══════════
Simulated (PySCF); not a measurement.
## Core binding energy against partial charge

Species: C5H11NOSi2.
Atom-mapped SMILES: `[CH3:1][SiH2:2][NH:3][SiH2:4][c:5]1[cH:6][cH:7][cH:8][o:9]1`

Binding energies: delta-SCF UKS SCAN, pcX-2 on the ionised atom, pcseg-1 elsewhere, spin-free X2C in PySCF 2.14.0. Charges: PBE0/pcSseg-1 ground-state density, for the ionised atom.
══════════

In full and without edits, repeat the listing above.

Simulated (PySCF); not a measurement.
## Core binding energy against partial charge

Species: C5H11NOSi2.
Atom-mapped SMILES: `[CH3:1][SiH2:2][NH:3][SiH2:4][c:5]1[cH:6][cH:7][cH:8][o:9]1`

Binding energies: delta-SCF UKS SCAN, pcX-2 on the ionised atom, pcseg-1 elsewhere, spin-free X2C in PySCF 2.14.0. Charges: PBE0/pcSseg-1 ground-state density, for the ionised atom.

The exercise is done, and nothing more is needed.